(WORK INSTRUCTION):
A complete and exact copy of the entries below is the expected result.

--- START ---
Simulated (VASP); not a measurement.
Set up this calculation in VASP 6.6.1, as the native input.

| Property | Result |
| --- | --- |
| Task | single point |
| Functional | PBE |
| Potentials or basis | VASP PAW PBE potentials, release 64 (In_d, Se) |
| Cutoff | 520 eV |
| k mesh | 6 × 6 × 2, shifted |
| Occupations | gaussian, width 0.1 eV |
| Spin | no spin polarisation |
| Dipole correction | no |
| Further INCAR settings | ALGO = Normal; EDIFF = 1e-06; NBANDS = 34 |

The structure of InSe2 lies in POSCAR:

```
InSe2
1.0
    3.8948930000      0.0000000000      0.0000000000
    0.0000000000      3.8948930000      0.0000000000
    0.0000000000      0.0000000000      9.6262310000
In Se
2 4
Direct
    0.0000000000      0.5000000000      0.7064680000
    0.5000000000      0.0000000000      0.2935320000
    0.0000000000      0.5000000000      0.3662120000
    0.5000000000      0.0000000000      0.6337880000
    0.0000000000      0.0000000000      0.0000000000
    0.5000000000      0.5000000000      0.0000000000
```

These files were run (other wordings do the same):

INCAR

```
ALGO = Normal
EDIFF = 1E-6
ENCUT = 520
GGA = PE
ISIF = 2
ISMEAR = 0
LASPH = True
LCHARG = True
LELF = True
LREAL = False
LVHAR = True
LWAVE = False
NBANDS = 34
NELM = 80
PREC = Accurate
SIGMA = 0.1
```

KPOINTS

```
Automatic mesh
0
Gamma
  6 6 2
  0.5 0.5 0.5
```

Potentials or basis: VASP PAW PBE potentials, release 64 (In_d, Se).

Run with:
--- END ---

(ANSWER AREA):
Simulated (VASP); not a measurement.
Set up this calculation in VASP 6.6.1, as the native input.

| Property | Result |
| --- | --- |
| Task | single point |
| Functional | PBE |
| Potentials or basis | VASP PAW PBE potentials, release 64 (In_d, Se) |
| Cutoff | 520 eV |
| k mesh | 6 × 6 × 2, shifted |
| Occupations | gaussian, width 0.1 eV |
| Spin | no spin polarisation |
| Dipole correction | no |
| Further INCAR settings | ALGO = Normal; EDIFF = 1e-06; NBANDS = 34 |

The structure of InSe2 lies in POSCAR:

```
InSe2
1.0
    3.8948930000      0.0000000000      0.0000000000
    0.0000000000      3.8948930000      0.0000000000
    0.0000000000      0.0000000000      9.6262310000
In Se
2 4
Direct
    0.0000000000      0.5000000000      0.7064680000
    0.5000000000      0.0000000000      0.2935320000
    0.0000000000      0.5000000000      0.3662120000
    0.5000000000      0.0000000000      0.6337880000
    0.0000000000      0.0000000000      0.0000000000
    0.5000000000      0.5000000000      0.0000000000
```

These files were run (other wordings do the same):

INCAR

```
ALGO = Normal
EDIFF = 1E-6
ENCUT = 520
GGA = PE
ISIF = 2
ISMEAR = 0
LASPH = True
LCHARG = True
LELF = True
LREAL = False
LVHAR = True
LWAVE = False
NBANDS = 34
NELM = 80
PREC = Accurate
SIGMA = 0.1
```

KPOINTS

```
Automatic mesh
0
Gamma
  6 6 2
  0.5 0.5 0.5
```

Potentials or basis: VASP PAW PBE potentials, release 64 (In_d, Se).

Run with:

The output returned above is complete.